Activity —
Beginning with the first line of the data below, extract each line up to and including the one containing "### Step 1. Starting point". Copy them exactly and add nothing.

Start of Stored data

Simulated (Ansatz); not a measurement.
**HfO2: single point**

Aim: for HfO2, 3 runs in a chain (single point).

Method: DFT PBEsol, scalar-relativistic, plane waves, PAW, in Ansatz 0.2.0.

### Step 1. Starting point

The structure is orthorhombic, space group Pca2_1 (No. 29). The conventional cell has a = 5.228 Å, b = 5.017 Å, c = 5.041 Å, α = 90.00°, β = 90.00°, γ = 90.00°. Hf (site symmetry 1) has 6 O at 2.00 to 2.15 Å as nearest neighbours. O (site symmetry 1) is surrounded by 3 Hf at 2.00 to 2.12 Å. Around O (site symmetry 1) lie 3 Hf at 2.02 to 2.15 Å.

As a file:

End of Stored data

Exercise response —
Simulated (Ansatz); not a measurement.
**HfO2: single point**

Aim: for HfO2, 3 runs in a chain (single point).

Method: DFT PBEsol, scalar-relativistic, plane waves, PAW, in Ansatz 0.2.0.

### Step 1. Starting point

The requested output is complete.